> **Provided information**
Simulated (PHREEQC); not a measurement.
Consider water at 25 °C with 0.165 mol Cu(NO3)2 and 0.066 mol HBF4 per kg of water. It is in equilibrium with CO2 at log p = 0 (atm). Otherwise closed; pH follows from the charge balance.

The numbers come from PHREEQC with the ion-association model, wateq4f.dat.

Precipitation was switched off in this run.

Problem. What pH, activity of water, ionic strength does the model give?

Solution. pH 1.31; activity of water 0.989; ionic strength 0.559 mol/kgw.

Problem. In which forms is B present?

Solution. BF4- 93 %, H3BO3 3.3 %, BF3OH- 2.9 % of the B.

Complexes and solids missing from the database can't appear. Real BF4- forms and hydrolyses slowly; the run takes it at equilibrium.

> **Work instruction**
With the line that has "Problem. In which forms is B present?" as the first and the line that has "Solution. BF4- 93" as the last, repeat exactly that run of lines above and no more.

> **Exercise solution**
Problem. In which forms is B present?

Solution. BF4- 93 %, H3BO3 3.3 %, BF3OH- 2.9 % of the B.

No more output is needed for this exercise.